▸ **REQUIREMENT**: Nothing but the lines from the one containing "Spin–orbit coupling is not included." through the one containing "Cost on a shared", both included, should be given again, each exactly as written below.

▸ **SUPPLIED INFORMATION**:
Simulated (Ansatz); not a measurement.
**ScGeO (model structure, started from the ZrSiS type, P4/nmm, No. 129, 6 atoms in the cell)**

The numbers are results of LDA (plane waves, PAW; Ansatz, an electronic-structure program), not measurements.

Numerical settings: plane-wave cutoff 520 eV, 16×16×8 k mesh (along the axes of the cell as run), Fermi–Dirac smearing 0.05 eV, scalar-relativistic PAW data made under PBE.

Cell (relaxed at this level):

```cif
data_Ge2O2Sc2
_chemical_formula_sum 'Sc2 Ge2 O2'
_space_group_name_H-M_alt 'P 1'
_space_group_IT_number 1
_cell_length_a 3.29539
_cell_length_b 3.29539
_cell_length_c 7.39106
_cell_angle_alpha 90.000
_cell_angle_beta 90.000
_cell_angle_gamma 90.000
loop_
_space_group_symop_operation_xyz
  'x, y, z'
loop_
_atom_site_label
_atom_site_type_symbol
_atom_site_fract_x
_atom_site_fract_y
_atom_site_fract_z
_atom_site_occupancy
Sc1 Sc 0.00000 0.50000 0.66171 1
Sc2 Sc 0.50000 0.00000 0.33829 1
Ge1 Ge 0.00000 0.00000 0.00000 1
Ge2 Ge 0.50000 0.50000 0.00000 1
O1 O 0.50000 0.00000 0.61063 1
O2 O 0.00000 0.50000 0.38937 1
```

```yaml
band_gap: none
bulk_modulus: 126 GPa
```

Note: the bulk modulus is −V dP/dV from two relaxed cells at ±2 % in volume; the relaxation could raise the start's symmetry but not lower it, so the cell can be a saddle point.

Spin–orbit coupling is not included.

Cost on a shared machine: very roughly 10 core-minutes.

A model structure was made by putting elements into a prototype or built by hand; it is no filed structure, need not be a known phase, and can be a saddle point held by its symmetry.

▸ **EXPECTED ANSWER**:
Spin–orbit coupling is not included.

Cost on a shared machine: very roughly 10 core-minutes.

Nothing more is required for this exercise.